● Data section:
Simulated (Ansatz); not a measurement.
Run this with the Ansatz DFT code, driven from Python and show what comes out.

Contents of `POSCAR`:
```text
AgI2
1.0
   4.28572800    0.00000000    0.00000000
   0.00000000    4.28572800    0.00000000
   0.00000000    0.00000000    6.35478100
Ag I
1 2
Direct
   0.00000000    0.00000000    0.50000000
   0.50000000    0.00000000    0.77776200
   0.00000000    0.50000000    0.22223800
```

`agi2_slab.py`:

● Action item: Please print the full listing shown above, exactly as it appears.

● Answer area:
Simulated (Ansatz); not a measurement.
Run this with the Ansatz DFT code, driven from Python and show what comes out.

Contents of `POSCAR`:
```text
AgI2
1.0
   4.28572800    0.00000000    0.00000000
   0.00000000    4.28572800    0.00000000
   0.00000000    0.00000000    6.35478100
Ag I
1 2
Direct
   0.00000000    0.00000000    0.50000000
   0.50000000    0.00000000    0.77776200
   0.00000000    0.50000000    0.22223800
```

`agi2_slab.py`:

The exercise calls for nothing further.